WORK ORDER: The lines from the start of the records below through the line containing "2.04 | 2.23 |" are to be copied exactly, both ends included, with nothing added.

INFORMATION SUPPLIED:
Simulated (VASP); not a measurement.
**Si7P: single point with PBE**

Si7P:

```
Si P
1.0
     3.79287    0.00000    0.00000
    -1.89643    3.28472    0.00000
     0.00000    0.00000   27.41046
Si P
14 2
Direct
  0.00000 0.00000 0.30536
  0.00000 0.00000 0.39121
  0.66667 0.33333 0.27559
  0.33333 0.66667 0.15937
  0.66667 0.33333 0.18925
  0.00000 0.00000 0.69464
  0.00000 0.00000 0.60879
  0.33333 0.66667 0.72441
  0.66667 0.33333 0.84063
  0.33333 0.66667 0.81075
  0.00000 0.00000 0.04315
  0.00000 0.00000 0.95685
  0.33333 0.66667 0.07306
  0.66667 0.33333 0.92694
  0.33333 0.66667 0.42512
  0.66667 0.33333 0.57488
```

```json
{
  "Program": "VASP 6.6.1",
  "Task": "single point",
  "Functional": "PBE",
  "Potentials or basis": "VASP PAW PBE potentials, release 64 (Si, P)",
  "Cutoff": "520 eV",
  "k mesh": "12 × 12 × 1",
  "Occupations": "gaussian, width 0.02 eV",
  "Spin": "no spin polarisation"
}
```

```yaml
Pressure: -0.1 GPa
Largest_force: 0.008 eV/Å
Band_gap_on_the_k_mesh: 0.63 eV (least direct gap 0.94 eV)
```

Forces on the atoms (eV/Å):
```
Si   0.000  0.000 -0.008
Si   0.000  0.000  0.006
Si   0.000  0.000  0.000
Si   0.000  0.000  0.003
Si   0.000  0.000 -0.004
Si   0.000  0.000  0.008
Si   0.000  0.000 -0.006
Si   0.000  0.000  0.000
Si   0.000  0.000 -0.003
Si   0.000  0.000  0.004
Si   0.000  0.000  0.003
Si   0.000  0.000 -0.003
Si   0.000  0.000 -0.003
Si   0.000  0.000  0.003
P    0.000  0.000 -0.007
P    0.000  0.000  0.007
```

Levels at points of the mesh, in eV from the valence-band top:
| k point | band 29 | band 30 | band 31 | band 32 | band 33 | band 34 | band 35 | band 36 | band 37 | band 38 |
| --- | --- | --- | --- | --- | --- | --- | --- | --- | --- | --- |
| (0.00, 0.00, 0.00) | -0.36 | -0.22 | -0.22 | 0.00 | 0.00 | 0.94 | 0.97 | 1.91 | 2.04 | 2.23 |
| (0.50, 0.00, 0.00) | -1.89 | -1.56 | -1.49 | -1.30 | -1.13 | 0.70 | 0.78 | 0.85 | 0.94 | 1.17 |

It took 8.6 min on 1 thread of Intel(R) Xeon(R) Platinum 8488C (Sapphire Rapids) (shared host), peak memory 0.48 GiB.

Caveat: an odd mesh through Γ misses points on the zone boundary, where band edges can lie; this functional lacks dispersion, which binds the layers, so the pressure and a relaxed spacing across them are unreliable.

ANSWER AREA:
Simulated (VASP); not a measurement.
**Si7P: single point with PBE**

Si7P:

```
Si P
1.0
     3.79287    0.00000    0.00000
    -1.89643    3.28472    0.00000
     0.00000    0.00000   27.41046
Si P
14 2
Direct
  0.00000 0.00000 0.30536
  0.00000 0.00000 0.39121
  0.66667 0.33333 0.27559
  0.33333 0.66667 0.15937
  0.66667 0.33333 0.18925
  0.00000 0.00000 0.69464
  0.00000 0.00000 0.60879
  0.33333 0.66667 0.72441
  0.66667 0.33333 0.84063
  0.33333 0.66667 0.81075
  0.00000 0.00000 0.04315
  0.00000 0.00000 0.95685
  0.33333 0.66667 0.07306
  0.66667 0.33333 0.92694
  0.33333 0.66667 0.42512
  0.66667 0.33333 0.57488
```

```json
{
  "Program": "VASP 6.6.1",
  "Task": "single point",
  "Functional": "PBE",
  "Potentials or basis": "VASP PAW PBE potentials, release 64 (Si, P)",
  "Cutoff": "520 eV",
  "k mesh": "12 × 12 × 1",
  "Occupations": "gaussian, width 0.02 eV",
  "Spin": "no spin polarisation"
}
```

```yaml
Pressure: -0.1 GPa
Largest_force: 0.008 eV/Å
Band_gap_on_the_k_mesh: 0.63 eV (least direct gap 0.94 eV)
```

Forces on the atoms (eV/Å):
```
Si   0.000  0.000 -0.008
Si   0.000  0.000  0.006
Si   0.000  0.000  0.000
Si   0.000  0.000  0.003
Si   0.000  0.000 -0.004
Si   0.000  0.000  0.008
Si   0.000  0.000 -0.006
Si   0.000  0.000  0.000
Si   0.000  0.000 -0.003
Si   0.000  0.000  0.004
Si   0.000  0.000  0.003
Si   0.000  0.000 -0.003
Si   0.000  0.000 -0.003
Si   0.000  0.000  0.003
P    0.000  0.000 -0.007
P    0.000  0.000  0.007
```

Levels at points of the mesh, in eV from the valence-band top:
| k point | band 29 | band 30 | band 31 | band 32 | band 33 | band 34 | band 35 | band 36 | band 37 | band 38 |
| --- | --- | --- | --- | --- | --- | --- | --- | --- | --- | --- |
| (0.00, 0.00, 0.00) | -0.36 | -0.22 | -0.22 | 0.00 | 0.00 | 0.94 | 0.97 | 1.91 | 2.04 | 2.23 |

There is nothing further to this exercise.